Repeat the lines below exactly as written, please, from the line with "The T1 diagnostic stays at or below 0.018." to the line with "two frozen fragments.", both lines included, and no others.

* _Dataset entries_:
◇ ◇ ◇
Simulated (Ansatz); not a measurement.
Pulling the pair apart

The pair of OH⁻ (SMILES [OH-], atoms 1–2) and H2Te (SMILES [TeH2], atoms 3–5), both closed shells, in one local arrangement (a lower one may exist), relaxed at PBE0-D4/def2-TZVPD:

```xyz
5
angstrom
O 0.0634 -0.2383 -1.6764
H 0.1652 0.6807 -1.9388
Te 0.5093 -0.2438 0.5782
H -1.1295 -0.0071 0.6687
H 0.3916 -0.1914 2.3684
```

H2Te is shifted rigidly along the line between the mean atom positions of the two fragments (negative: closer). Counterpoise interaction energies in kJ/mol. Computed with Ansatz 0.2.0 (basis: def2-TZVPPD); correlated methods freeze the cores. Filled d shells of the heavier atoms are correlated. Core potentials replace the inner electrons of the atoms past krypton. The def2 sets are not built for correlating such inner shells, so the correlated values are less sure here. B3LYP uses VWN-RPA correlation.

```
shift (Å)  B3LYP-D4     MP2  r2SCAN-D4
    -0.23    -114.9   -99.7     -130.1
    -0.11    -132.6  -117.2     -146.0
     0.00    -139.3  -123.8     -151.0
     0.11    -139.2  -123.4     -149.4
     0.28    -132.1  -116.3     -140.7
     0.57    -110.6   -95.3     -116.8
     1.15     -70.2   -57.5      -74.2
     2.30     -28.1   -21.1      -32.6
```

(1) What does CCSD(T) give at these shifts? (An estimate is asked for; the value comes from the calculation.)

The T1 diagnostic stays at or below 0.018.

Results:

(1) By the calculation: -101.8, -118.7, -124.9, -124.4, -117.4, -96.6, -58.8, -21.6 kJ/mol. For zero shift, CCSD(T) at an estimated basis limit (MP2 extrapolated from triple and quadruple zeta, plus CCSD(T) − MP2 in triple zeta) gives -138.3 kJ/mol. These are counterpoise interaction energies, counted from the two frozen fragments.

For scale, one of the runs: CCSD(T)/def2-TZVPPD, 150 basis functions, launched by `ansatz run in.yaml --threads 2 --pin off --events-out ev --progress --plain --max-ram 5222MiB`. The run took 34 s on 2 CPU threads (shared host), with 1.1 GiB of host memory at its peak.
◇ ◇ ◇

* _Response box_:
The T1 diagnostic stays at or below 0.018.

Results:

(1) By the calculation: -101.8, -118.7, -124.9, -124.4, -117.4, -96.6, -58.8, -21.6 kJ/mol. For zero shift, CCSD(T) at an estimated basis limit (MP2 extrapolated from triple and quadruple zeta, plus CCSD(T) − MP2 in triple zeta) gives -138.3 kJ/mol. These are counterpoise interaction energies, counted from the two frozen fragments.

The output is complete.